▶ [WORK INSTRUCTION]
Your output should consist of every record, copied exactly.

▶ [DATA RECORDS]
------

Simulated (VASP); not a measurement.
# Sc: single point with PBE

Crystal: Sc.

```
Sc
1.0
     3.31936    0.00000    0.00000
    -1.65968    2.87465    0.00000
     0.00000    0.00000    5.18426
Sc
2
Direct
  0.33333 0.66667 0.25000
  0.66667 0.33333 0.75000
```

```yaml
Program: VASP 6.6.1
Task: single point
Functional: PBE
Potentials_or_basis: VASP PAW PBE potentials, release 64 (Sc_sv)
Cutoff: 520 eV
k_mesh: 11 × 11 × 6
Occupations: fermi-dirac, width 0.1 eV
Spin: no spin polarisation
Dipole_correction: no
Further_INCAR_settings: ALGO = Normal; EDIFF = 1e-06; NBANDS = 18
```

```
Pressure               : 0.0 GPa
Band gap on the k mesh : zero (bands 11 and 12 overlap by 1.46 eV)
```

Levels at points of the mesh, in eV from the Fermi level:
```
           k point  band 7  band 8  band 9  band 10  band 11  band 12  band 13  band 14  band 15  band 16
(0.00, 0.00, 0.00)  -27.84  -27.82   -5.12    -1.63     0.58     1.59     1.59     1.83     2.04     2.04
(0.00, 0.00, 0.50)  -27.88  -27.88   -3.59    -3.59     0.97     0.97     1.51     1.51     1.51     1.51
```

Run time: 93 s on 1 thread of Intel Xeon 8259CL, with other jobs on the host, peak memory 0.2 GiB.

------

▶ [TASK OUTPUT]
Simulated (VASP); not a measurement.
# Sc: single point with PBE

Crystal: Sc.

```
Sc
1.0
     3.31936    0.00000    0.00000
    -1.65968    2.87465    0.00000
     0.00000    0.00000    5.18426
Sc
2
Direct
  0.33333 0.66667 0.25000
  0.66667 0.33333 0.75000
```

```yaml
Program: VASP 6.6.1
Task: single point
Functional: PBE
Potentials_or_basis: VASP PAW PBE potentials, release 64 (Sc_sv)
Cutoff: 520 eV
k_mesh: 11 × 11 × 6
Occupations: fermi-dirac, width 0.1 eV
Spin: no spin polarisation
Dipole_correction: no
Further_INCAR_settings: ALGO = Normal; EDIFF = 1e-06; NBANDS = 18
```

```
Pressure               : 0.0 GPa
Band gap on the k mesh : zero (bands 11 and 12 overlap by 1.46 eV)
```

Levels at points of the mesh, in eV from the Fermi level:
```
           k point  band 7  band 8  band 9  band 10  band 11  band 12  band 13  band 14  band 15  band 16
(0.00, 0.00, 0.00)  -27.84  -27.82   -5.12    -1.63     0.58     1.59     1.59     1.83     2.04     2.04
(0.00, 0.00, 0.50)  -27.88  -27.88   -3.59    -3.59     0.97     0.97     1.51     1.51     1.51     1.51
```

Run time: 93 s on 1 thread of Intel Xeon 8259CL, with other jobs on the host, peak memory 0.2 GiB.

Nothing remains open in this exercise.